▶ _Assignment_
Since only part of the material below is wanted, output exactly the lines from the one with "This is a calculation of NbP for VASP 6.6.1." up to and including the one with "As run (the".

◆ ◆ ◆

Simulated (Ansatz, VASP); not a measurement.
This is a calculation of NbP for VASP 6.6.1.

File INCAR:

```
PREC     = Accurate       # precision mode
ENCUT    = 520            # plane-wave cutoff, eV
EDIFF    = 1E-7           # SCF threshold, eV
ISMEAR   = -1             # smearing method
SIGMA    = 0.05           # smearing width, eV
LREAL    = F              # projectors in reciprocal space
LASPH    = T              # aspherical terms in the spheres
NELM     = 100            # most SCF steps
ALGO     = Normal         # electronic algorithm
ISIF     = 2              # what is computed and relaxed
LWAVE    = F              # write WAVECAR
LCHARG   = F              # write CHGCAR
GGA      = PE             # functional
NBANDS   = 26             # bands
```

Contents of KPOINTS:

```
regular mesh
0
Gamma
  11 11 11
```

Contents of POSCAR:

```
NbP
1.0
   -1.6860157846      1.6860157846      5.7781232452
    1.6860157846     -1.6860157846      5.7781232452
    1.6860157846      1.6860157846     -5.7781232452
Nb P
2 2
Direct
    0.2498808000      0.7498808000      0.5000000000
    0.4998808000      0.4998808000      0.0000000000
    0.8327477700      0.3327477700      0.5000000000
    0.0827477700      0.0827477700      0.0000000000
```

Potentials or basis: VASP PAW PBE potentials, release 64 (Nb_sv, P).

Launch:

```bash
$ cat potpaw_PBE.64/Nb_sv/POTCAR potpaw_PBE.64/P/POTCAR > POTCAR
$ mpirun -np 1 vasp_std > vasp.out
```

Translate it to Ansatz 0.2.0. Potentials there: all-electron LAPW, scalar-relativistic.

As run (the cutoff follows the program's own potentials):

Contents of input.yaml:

◆ ◆ ◆

▶ _Response box_
This is a calculation of NbP for VASP 6.6.1.

File INCAR:

```
PREC     = Accurate       # precision mode
ENCUT    = 520            # plane-wave cutoff, eV
EDIFF    = 1E-7           # SCF threshold, eV
ISMEAR   = -1             # smearing method
SIGMA    = 0.05           # smearing width, eV
LREAL    = F              # projectors in reciprocal space
LASPH    = T              # aspherical terms in the spheres
NELM     = 100            # most SCF steps
ALGO     = Normal         # electronic algorithm
ISIF     = 2              # what is computed and relaxed
LWAVE    = F              # write WAVECAR
LCHARG   = F              # write CHGCAR
GGA      = PE             # functional
NBANDS   = 26             # bands
```

Contents of KPOINTS:

```
regular mesh
0
Gamma
  11 11 11
```

Contents of POSCAR:

```
NbP
1.0
   -1.6860157846      1.6860157846      5.7781232452
    1.6860157846     -1.6860157846      5.7781232452
    1.6860157846      1.6860157846     -5.7781232452
Nb P
2 2
Direct
    0.2498808000      0.7498808000      0.5000000000
    0.4998808000      0.4998808000      0.0000000000
    0.8327477700      0.3327477700      0.5000000000
    0.0827477700      0.0827477700      0.0000000000
```

Potentials or basis: VASP PAW PBE potentials, release 64 (Nb_sv, P).

Launch:

```bash
$ cat potpaw_PBE.64/Nb_sv/POTCAR potpaw_PBE.64/P/POTCAR > POTCAR
$ mpirun -np 1 vasp_std > vasp.out
```

Translate it to Ansatz 0.2.0. Potentials there: all-electron LAPW, scalar-relativistic.

As run (the cutoff follows the program's own potentials):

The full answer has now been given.